◆ **WORK INSTRUCTION**
Write out exactly the lines of the material below, beginning at the top and ending at the line that contains "A plain self-consistent".

◆ **RECORD EXTRACTS**
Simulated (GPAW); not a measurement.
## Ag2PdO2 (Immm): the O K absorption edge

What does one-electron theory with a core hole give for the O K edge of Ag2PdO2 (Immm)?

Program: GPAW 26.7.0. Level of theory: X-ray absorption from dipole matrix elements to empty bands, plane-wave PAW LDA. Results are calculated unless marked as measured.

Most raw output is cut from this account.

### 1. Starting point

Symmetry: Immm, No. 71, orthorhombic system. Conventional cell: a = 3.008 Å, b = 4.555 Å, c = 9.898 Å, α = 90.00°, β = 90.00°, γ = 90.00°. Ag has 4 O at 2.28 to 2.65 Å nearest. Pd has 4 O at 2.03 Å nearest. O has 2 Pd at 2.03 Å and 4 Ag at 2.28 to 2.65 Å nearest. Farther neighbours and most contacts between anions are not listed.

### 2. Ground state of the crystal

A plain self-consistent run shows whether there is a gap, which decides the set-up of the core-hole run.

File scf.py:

◆ **EXERCISE ANSWER**
Simulated (GPAW); not a measurement.
## Ag2PdO2 (Immm): the O K absorption edge

What does one-electron theory with a core hole give for the O K edge of Ag2PdO2 (Immm)?

Program: GPAW 26.7.0. Level of theory: X-ray absorption from dipole matrix elements to empty bands, plane-wave PAW LDA. Results are calculated unless marked as measured.

Most raw output is cut from this account.

### 1. Starting point

Symmetry: Immm, No. 71, orthorhombic system. Conventional cell: a = 3.008 Å, b = 4.555 Å, c = 9.898 Å, α = 90.00°, β = 90.00°, γ = 90.00°. Ag has 4 O at 2.28 to 2.65 Å nearest. Pd has 4 O at 2.03 Å nearest. O has 2 Pd at 2.03 Å and 4 Ag at 2.28 to 2.65 Å nearest. Farther neighbours and most contacts between anions are not listed.

### 2. Ground state of the crystal

A plain self-consistent run shows whether there is a gap, which decides the set-up of the core-hole run.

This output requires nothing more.